# MATERIAL PROVIDED:
————

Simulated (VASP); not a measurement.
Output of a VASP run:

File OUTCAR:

————

# BRIEF:
Could you restate every entry above word for word?

# RESPONSE BOX:
Simulated (VASP); not a measurement.
Output of a VASP run:

File OUTCAR:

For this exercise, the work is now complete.